**TASK ITEM**
Return every entry exactly. Leave nothing out.

**INFORMATION GIVEN**
***
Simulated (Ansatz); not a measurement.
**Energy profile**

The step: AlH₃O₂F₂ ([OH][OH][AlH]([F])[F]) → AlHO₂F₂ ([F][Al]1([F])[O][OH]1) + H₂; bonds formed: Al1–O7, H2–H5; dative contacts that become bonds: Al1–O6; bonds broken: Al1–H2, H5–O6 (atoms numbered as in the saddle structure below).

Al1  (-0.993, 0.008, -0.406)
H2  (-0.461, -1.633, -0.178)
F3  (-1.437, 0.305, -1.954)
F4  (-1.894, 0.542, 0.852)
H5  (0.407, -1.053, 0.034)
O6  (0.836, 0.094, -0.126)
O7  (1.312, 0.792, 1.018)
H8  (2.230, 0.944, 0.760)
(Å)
***

**WRITTEN REPLY**
Simulated (Ansatz); not a measurement.
**Energy profile**

The step: AlH₃O₂F₂ ([OH][OH][AlH]([F])[F]) → AlHO₂F₂ ([F][Al]1([F])[O][OH]1) + H₂; bonds formed: Al1–O7, H2–H5; dative contacts that become bonds: Al1–O6; bonds broken: Al1–H2, H5–O6 (atoms numbered as in the saddle structure below).

Al1  (-0.993, 0.008, -0.406)
H2  (-0.461, -1.633, -0.178)
F3  (-1.437, 0.305, -1.954)
F4  (-1.894, 0.542, 0.852)
H5  (0.407, -1.053, 0.034)
O6  (0.836, 0.094, -0.126)
O7  (1.312, 0.792, 1.018)
H8  (2.230, 0.944, 0.760)
(Å)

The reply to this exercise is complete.